RECORDS SHOWN.
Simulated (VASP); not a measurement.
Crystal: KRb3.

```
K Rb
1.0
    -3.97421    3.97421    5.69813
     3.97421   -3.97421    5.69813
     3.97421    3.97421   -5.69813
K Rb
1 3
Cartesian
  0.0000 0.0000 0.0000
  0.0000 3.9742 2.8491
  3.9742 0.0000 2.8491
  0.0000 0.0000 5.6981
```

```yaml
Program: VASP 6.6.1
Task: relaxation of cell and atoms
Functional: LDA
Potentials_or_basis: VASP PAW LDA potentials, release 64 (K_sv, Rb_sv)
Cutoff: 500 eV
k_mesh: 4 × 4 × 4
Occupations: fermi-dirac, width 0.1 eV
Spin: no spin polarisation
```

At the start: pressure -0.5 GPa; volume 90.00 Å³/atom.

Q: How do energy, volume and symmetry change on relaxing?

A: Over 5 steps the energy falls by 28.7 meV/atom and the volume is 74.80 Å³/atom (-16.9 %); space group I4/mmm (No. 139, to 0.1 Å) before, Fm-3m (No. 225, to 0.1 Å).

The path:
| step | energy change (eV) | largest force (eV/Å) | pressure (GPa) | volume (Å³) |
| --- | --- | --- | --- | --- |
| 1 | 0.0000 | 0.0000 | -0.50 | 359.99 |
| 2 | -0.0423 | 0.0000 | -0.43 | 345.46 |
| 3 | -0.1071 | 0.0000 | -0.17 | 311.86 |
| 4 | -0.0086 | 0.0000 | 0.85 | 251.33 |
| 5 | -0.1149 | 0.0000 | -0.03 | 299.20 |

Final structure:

BRIEF. Make a word-for-word copy of the records.

WRITTEN REPLY.
Simulated (VASP); not a measurement.
Crystal: KRb3.

```
K Rb
1.0
    -3.97421    3.97421    5.69813
     3.97421   -3.97421    5.69813
     3.97421    3.97421   -5.69813
K Rb
1 3
Cartesian
  0.0000 0.0000 0.0000
  0.0000 3.9742 2.8491
  3.9742 0.0000 2.8491
  0.0000 0.0000 5.6981
```

```yaml
Program: VASP 6.6.1
Task: relaxation of cell and atoms
Functional: LDA
Potentials_or_basis: VASP PAW LDA potentials, release 64 (K_sv, Rb_sv)
Cutoff: 500 eV
k_mesh: 4 × 4 × 4
Occupations: fermi-dirac, width 0.1 eV
Spin: no spin polarisation
```

At the start: pressure -0.5 GPa; volume 90.00 Å³/atom.

Q: How do energy, volume and symmetry change on relaxing?

A: Over 5 steps the energy falls by 28.7 meV/atom and the volume is 74.80 Å³/atom (-16.9 %); space group I4/mmm (No. 139, to 0.1 Å) before, Fm-3m (No. 225, to 0.1 Å).

The path:
| step | energy change (eV) | largest force (eV/Å) | pressure (GPa) | volume (Å³) |
| --- | --- | --- | --- | --- |
| 1 | 0.0000 | 0.0000 | -0.50 | 359.99 |
| 2 | -0.0423 | 0.0000 | -0.43 | 345.46 |
| 3 | -0.1071 | 0.0000 | -0.17 | 311.86 |
| 4 | -0.0086 | 0.0000 | 0.85 | 251.33 |
| 5 | -0.1149 | 0.0000 | -0.03 | 299.20 |

Final structure:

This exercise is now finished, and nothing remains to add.